* _Data section_
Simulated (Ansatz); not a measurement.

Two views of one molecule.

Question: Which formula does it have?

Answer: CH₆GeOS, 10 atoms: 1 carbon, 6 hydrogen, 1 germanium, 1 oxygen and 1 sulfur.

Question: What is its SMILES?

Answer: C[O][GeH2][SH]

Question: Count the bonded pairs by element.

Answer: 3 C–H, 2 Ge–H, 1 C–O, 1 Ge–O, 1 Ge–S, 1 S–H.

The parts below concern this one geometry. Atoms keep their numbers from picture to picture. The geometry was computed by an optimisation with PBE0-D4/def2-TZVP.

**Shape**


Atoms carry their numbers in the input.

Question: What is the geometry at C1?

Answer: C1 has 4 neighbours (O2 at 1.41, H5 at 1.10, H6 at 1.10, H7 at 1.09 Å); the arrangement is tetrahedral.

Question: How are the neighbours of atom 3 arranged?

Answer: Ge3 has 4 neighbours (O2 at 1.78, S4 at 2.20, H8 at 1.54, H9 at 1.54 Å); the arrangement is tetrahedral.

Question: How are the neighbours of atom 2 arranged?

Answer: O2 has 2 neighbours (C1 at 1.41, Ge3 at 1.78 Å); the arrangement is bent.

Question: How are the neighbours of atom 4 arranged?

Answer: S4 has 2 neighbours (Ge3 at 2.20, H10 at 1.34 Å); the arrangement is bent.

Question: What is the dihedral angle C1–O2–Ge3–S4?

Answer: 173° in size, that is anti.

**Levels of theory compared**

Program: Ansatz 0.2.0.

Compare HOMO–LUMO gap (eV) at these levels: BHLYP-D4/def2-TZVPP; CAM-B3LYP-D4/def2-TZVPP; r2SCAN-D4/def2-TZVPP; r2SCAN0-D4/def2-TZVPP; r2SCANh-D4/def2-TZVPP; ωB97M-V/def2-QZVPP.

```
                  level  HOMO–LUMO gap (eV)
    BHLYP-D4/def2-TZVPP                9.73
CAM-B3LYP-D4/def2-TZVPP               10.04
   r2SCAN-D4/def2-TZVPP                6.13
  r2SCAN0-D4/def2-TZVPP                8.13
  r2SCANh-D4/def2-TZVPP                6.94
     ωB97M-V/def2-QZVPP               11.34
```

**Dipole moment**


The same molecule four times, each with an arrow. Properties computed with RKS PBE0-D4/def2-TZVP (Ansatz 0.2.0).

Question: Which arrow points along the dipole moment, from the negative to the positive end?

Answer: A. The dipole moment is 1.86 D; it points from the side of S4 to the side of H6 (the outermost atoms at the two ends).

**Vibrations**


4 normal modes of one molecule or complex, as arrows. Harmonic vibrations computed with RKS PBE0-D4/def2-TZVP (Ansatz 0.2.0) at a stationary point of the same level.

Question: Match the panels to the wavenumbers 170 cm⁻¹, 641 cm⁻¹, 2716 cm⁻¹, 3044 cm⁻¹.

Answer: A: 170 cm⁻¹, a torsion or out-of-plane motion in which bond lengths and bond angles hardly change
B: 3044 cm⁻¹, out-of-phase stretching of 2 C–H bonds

* _Assigned task_
Give back precisely the lines above that start at the line containing "Question: How are the neighbours of atom 2" and end at the line containing "Answer: A: 170", inclusive. No other lines belong in the output.

* _Exercise result_
Question: How are the neighbours of atom 2 arranged?

Answer: O2 has 2 neighbours (C1 at 1.41, Ge3 at 1.78 Å); the arrangement is bent.

Question: How are the neighbours of atom 4 arranged?

Answer: S4 has 2 neighbours (Ge3 at 2.20, H10 at 1.34 Å); the arrangement is bent.

Question: What is the dihedral angle C1–O2–Ge3–S4?

Answer: 173° in size, that is anti.

**Levels of theory compared**

Program: Ansatz 0.2.0.

Compare HOMO–LUMO gap (eV) at these levels: BHLYP-D4/def2-TZVPP; CAM-B3LYP-D4/def2-TZVPP; r2SCAN-D4/def2-TZVPP; r2SCAN0-D4/def2-TZVPP; r2SCANh-D4/def2-TZVPP; ωB97M-V/def2-QZVPP.

```
                  level  HOMO–LUMO gap (eV)
    BHLYP-D4/def2-TZVPP                9.73
CAM-B3LYP-D4/def2-TZVPP               10.04
   r2SCAN-D4/def2-TZVPP                6.13
  r2SCAN0-D4/def2-TZVPP                8.13
  r2SCANh-D4/def2-TZVPP                6.94
     ωB97M-V/def2-QZVPP               11.34
```

**Dipole moment**


The same molecule four times, each with an arrow. Properties computed with RKS PBE0-D4/def2-TZVP (Ansatz 0.2.0).

Question: Which arrow points along the dipole moment, from the negative to the positive end?

Answer: A. The dipole moment is 1.86 D; it points from the side of S4 to the side of H6 (the outermost atoms at the two ends).

**Vibrations**


4 normal modes of one molecule or complex, as arrows. Harmonic vibrations computed with RKS PBE0-D4/def2-TZVP (Ansatz 0.2.0) at a stationary point of the same level.

Question: Match the panels to the wavenumbers 170 cm⁻¹, 641 cm⁻¹, 2716 cm⁻¹, 3044 cm⁻¹.

Answer: A: 170 cm⁻¹, a torsion or out-of-plane motion in which bond lengths and bond angles hardly change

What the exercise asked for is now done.